Repeat the entries exactly as they stand.

### LISTED ENTRIES
▶

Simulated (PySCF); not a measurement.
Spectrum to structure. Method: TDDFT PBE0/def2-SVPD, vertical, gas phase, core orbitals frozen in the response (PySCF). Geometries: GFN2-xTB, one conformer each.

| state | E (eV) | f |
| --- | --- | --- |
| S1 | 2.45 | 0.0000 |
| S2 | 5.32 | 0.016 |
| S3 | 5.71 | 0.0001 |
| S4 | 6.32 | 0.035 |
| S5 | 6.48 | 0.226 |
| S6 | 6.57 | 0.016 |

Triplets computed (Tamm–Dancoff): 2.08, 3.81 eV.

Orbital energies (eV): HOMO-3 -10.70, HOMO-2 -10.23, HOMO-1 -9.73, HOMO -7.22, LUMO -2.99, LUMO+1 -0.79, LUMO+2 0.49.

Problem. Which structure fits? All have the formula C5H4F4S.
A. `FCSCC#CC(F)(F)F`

◀

### YOUR RESPONSE
Simulated (PySCF); not a measurement.
Spectrum to structure. Method: TDDFT PBE0/def2-SVPD, vertical, gas phase, core orbitals frozen in the response (PySCF). Geometries: GFN2-xTB, one conformer each.

| state | E (eV) | f |
| --- | --- | --- |
| S1 | 2.45 | 0.0000 |
| S2 | 5.32 | 0.016 |
| S3 | 5.71 | 0.0001 |
| S4 | 6.32 | 0.035 |
| S5 | 6.48 | 0.226 |
| S6 | 6.57 | 0.016 |

Triplets computed (Tamm–Dancoff): 2.08, 3.81 eV.

Orbital energies (eV): HOMO-3 -10.70, HOMO-2 -10.23, HOMO-1 -9.73, HOMO -7.22, LUMO -2.99, LUMO+1 -0.79, LUMO+2 0.49.

Problem. Which structure fits? All have the formula C5H4F4S.
A. `FCSCC#CC(F)(F)F`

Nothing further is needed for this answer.